Repeat exactly, and only, the lines of the entries below from the one with "parameter | Si |" through the one with "β (K) | 636 |", both ends included.

■ Extracted material:

*** Begin section ***

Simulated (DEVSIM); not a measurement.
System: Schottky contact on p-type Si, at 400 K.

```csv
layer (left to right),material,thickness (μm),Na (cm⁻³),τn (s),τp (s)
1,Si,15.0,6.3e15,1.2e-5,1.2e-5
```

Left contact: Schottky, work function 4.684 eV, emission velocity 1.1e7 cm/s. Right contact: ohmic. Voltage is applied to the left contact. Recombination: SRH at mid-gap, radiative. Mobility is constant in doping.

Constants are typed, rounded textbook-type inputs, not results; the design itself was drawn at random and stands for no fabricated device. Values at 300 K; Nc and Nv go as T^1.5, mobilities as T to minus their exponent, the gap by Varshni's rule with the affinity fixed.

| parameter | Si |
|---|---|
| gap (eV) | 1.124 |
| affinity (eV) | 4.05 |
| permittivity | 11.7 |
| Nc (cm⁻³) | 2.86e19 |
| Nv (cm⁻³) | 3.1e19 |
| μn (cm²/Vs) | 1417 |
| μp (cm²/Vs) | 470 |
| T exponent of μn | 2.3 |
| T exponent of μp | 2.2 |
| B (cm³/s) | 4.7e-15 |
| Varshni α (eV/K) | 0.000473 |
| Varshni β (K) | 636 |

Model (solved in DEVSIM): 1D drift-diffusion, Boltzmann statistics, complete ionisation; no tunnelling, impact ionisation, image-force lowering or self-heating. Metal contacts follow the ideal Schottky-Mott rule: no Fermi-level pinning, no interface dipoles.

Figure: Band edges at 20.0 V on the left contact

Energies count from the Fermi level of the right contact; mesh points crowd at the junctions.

*** End section ***

■ Written reply:
| parameter | Si |
|---|---|
| gap (eV) | 1.124 |
| affinity (eV) | 4.05 |
| permittivity | 11.7 |
| Nc (cm⁻³) | 2.86e19 |
| Nv (cm⁻³) | 3.1e19 |
| μn (cm²/Vs) | 1417 |
| μp (cm²/Vs) | 470 |
| T exponent of μn | 2.3 |
| T exponent of μp | 2.2 |
| B (cm³/s) | 4.7e-15 |
| Varshni α (eV/K) | 0.000473 |
| Varshni β (K) | 636 |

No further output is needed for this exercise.